Assigned task:
Both the line containing "9.239 | +0.0210 |" and the line containing "the smearing closes." belong to the span. Output exactly that span from the listing below, and nothing outside it.

Provided information:
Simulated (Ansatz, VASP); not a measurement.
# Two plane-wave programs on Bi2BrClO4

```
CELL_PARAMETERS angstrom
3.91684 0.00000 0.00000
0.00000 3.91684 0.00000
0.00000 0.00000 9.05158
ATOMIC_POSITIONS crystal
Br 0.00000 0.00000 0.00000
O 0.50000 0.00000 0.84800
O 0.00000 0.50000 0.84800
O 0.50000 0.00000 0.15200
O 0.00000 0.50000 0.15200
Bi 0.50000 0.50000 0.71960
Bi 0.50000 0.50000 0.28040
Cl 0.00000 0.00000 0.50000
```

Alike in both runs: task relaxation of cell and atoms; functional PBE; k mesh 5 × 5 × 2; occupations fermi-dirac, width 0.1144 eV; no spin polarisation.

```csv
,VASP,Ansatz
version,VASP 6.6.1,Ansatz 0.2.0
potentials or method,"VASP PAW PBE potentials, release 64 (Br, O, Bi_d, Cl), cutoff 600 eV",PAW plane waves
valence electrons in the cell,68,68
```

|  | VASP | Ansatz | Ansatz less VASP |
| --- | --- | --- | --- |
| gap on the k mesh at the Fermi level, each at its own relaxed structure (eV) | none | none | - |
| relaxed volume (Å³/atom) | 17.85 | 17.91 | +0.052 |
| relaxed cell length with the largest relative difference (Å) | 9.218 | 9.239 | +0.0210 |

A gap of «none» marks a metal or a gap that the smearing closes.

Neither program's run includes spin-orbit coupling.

Response box:
| relaxed cell length with the largest relative difference (Å) | 9.218 | 9.239 | +0.0210 |

A gap of «none» marks a metal or a gap that the smearing closes.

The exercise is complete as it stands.